Work request →
Start at the first line of the listing below. Write out each line exactly, stopping after the one that contains "The runs below".

◇ ◇ ◇ ◇ ◇ ◇ ◇
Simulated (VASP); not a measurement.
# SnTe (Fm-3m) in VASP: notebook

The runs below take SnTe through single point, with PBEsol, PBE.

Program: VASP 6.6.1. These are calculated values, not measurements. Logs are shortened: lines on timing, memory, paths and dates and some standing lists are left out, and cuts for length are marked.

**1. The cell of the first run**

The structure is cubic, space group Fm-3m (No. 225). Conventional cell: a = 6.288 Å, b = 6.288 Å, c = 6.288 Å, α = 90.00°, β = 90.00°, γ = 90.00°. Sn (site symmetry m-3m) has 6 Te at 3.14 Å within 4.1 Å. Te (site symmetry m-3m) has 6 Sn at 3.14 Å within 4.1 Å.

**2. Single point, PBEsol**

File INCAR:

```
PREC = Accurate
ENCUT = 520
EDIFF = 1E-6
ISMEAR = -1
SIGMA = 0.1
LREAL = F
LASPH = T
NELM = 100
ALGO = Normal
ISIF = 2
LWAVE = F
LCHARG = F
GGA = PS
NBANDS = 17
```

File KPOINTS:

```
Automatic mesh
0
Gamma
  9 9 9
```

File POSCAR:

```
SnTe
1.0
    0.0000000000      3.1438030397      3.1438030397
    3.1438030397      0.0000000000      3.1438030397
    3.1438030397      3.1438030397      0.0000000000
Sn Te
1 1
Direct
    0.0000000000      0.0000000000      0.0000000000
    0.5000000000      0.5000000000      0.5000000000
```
◇ ◇ ◇ ◇ ◇ ◇ ◇

Reply →
Simulated (VASP); not a measurement.
# SnTe (Fm-3m) in VASP: notebook

The runs below take SnTe through single point, with PBEsol, PBE.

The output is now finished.